*** Block opens ***

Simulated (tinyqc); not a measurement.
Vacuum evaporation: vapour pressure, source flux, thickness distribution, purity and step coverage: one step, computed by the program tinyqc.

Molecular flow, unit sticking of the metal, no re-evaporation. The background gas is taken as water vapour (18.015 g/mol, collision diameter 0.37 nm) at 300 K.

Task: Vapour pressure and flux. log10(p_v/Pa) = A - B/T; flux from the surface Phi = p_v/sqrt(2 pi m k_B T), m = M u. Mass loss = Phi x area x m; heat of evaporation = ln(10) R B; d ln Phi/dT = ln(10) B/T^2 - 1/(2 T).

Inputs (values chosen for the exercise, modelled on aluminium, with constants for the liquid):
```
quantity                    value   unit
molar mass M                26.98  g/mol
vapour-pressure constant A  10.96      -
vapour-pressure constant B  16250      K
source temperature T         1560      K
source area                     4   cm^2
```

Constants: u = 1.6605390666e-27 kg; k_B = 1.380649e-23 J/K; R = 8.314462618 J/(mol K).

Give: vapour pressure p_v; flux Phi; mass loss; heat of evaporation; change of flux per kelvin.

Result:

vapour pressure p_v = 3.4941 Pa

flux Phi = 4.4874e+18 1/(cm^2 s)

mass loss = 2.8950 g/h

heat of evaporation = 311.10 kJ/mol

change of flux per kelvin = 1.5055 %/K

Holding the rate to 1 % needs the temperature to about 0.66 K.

*** Block closes ***

**Requirement:**
Begin at the line that has "heat of evaporation = 311.10 kJ/mol" in the entries above; stop after the line that has "change of flux per kelvin = 1.5055 %/K". Transcribe exactly those lines and no others.

**Solution:**
heat of evaporation = 311.10 kJ/mol

change of flux per kelvin = 1.5055 %/K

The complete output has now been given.